——

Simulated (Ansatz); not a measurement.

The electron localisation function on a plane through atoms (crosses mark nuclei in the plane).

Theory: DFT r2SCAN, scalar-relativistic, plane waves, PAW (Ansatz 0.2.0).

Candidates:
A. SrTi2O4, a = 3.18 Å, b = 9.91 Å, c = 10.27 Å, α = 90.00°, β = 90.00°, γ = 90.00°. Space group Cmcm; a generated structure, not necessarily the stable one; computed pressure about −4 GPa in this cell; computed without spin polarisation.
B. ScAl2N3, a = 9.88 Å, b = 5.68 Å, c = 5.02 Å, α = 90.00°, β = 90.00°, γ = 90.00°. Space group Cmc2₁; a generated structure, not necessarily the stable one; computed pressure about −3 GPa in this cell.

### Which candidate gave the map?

——

Work request: Every entry needs to be copied again, word for word.

Written solution:
Simulated (Ansatz); not a measurement.

The electron localisation function on a plane through atoms (crosses mark nuclei in the plane).

Theory: DFT r2SCAN, scalar-relativistic, plane waves, PAW (Ansatz 0.2.0).

Candidates:
A. SrTi2O4, a = 3.18 Å, b = 9.91 Å, c = 10.27 Å, α = 90.00°, β = 90.00°, γ = 90.00°. Space group Cmcm; a generated structure, not necessarily the stable one; computed pressure about −4 GPa in this cell; computed without spin polarisation.
B. ScAl2N3, a = 9.88 Å, b = 5.68 Å, c = 5.02 Å, α = 90.00°, β = 90.00°, γ = 90.00°. Space group Cmc2₁; a generated structure, not necessarily the stable one; computed pressure about −3 GPa in this cell.

### Which candidate gave the map?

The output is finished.